» **Assignment**: Extract precisely the lines of the entries below, from the first line through the line containing "Method: DFT PBEsol, scalar-relativistic, plane".

» **Data extract**:
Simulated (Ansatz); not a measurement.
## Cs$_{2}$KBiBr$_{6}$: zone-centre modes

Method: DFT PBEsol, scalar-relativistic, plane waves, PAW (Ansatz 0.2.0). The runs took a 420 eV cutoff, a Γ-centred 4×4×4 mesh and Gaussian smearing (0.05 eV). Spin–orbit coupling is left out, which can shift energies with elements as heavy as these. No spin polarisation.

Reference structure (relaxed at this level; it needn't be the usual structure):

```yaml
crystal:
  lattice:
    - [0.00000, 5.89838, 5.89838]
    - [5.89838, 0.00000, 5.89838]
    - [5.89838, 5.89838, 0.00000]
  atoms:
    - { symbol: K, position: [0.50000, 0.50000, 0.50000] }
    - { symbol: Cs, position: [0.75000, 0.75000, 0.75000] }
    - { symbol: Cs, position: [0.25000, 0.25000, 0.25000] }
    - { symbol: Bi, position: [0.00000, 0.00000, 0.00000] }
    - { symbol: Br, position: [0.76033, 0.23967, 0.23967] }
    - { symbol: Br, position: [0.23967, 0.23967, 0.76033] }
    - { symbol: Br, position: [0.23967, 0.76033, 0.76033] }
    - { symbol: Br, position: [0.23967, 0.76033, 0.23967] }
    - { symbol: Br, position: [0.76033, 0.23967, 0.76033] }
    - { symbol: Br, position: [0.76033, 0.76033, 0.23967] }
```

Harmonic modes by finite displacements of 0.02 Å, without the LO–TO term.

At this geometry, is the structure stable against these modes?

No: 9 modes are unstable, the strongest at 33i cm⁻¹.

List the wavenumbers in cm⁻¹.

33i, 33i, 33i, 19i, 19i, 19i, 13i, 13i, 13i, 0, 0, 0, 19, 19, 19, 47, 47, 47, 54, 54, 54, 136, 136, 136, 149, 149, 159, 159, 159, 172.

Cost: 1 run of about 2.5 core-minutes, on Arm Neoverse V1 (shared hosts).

» **Answer area**:
Simulated (Ansatz); not a measurement.
## Cs$_{2}$KBiBr$_{6}$: zone-centre modes

Method: DFT PBEsol, scalar-relativistic, plane waves, PAW (Ansatz 0.2.0). The runs took a 420 eV cutoff, a Γ-centred 4×4×4 mesh and Gaussian smearing (0.05 eV). Spin–orbit coupling is left out, which can shift energies with elements as heavy as these. No spin polarisation.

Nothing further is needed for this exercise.